Assigned task: From the listing below, set down exactly the lines between the one holding "64 (In_d, P)" and the one holding "Its results: band", inclusive. No other line is wanted.

[[ Source data, beginning ]]

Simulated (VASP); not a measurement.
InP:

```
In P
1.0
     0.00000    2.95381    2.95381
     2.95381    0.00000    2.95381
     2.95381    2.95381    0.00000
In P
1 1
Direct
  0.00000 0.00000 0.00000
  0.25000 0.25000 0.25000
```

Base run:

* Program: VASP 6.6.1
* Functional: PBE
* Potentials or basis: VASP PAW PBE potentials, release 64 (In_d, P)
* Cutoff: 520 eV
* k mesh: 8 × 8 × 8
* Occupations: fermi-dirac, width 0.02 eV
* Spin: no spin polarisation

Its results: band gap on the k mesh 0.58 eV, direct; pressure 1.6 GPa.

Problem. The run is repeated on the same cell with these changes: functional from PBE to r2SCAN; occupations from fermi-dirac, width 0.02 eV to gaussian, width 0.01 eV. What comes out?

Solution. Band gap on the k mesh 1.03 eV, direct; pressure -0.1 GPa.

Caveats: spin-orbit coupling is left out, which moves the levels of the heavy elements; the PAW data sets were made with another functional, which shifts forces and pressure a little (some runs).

[[ Source data, end ]]

Task answer:
* Potentials or basis: VASP PAW PBE potentials, release 64 (In_d, P)
* Cutoff: 520 eV
* k mesh: 8 × 8 × 8
* Occupations: fermi-dirac, width 0.02 eV
* Spin: no spin polarisation

Its results: band gap on the k mesh 0.58 eV, direct; pressure 1.6 GPa.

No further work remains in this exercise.